▸ **Extracted entries**:
= = = =

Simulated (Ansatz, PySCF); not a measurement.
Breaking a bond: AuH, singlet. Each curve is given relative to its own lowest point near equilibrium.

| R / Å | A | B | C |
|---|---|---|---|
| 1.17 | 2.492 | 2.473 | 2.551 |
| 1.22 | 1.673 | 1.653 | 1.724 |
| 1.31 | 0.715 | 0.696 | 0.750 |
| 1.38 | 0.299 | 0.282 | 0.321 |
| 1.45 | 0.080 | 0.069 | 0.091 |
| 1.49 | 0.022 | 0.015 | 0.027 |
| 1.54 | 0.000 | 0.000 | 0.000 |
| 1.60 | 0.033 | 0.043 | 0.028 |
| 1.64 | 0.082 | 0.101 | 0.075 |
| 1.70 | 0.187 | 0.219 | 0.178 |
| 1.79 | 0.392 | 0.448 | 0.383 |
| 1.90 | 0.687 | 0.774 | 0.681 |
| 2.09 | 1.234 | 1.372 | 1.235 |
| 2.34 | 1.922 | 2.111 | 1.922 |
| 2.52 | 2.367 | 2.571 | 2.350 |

= = = =

▸ **Activity**:
Reproduce verbatim the lines above, from the line with "0.696 | 0.750 |" through the line with "2.111 | 1.922 |".

▸ **Your response**:
| 1.31 | 0.715 | 0.696 | 0.750 |
| 1.38 | 0.299 | 0.282 | 0.321 |
| 1.45 | 0.080 | 0.069 | 0.091 |
| 1.49 | 0.022 | 0.015 | 0.027 |
| 1.54 | 0.000 | 0.000 | 0.000 |
| 1.60 | 0.033 | 0.043 | 0.028 |
| 1.64 | 0.082 | 0.101 | 0.075 |
| 1.70 | 0.187 | 0.219 | 0.178 |
| 1.79 | 0.392 | 0.448 | 0.383 |
| 1.90 | 0.687 | 0.774 | 0.681 |
| 2.09 | 1.234 | 1.372 | 1.235 |
| 2.34 | 1.922 | 2.111 | 1.922 |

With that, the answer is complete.